Whatever the records below hold, copy it all out exactly.

--
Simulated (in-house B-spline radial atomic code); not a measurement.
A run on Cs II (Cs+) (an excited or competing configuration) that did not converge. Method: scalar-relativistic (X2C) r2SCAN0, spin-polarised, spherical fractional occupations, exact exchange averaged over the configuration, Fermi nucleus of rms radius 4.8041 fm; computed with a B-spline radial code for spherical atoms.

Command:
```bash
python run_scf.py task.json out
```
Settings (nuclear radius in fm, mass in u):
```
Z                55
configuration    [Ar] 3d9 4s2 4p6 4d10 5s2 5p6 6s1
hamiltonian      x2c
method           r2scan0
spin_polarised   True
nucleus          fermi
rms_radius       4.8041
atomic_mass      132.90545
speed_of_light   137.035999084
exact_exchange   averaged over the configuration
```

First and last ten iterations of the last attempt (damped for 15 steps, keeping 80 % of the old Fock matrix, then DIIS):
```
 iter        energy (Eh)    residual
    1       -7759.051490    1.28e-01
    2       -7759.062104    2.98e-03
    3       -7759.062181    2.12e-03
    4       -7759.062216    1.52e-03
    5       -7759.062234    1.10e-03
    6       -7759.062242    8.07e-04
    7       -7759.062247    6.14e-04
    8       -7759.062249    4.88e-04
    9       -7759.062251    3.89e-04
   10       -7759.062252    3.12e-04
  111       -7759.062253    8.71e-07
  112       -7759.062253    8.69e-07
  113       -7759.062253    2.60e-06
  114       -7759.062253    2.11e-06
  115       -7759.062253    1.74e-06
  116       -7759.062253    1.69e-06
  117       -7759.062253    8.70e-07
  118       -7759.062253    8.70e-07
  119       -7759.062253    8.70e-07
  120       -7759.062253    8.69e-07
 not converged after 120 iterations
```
--

- [Exercise solution]:
Simulated (in-house B-spline radial atomic code); not a measurement.
A run on Cs II (Cs+) (an excited or competing configuration) that did not converge. Method: scalar-relativistic (X2C) r2SCAN0, spin-polarised, spherical fractional occupations, exact exchange averaged over the configuration, Fermi nucleus of rms radius 4.8041 fm; computed with a B-spline radial code for spherical atoms.

Command:
```bash
python run_scf.py task.json out
```
Settings (nuclear radius in fm, mass in u):
```
Z                55
configuration    [Ar] 3d9 4s2 4p6 4d10 5s2 5p6 6s1
hamiltonian      x2c
method           r2scan0
spin_polarised   True
nucleus          fermi
rms_radius       4.8041
atomic_mass      132.90545
speed_of_light   137.035999084
exact_exchange   averaged over the configuration
```

First and last ten iterations of the last attempt (damped for 15 steps, keeping 80 % of the old Fock matrix, then DIIS):
```
 iter        energy (Eh)    residual
    1       -7759.051490    1.28e-01
    2       -7759.062104    2.98e-03
    3       -7759.062181    2.12e-03
    4       -7759.062216    1.52e-03
    5       -7759.062234    1.10e-03
    6       -7759.062242    8.07e-04
    7       -7759.062247    6.14e-04
    8       -7759.062249    4.88e-04
    9       -7759.062251    3.89e-04
   10       -7759.062252    3.12e-04
  111       -7759.062253    8.71e-07
  112       -7759.062253    8.69e-07
  113       -7759.062253    2.60e-06
  114       -7759.062253    2.11e-06
  115       -7759.062253    1.74e-06
  116       -7759.062253    1.69e-06
  117       -7759.062253    8.70e-07
  118       -7759.062253    8.70e-07
  119       -7759.062253    8.70e-07
  120       -7759.062253    8.69e-07
 not converged after 120 iterations
```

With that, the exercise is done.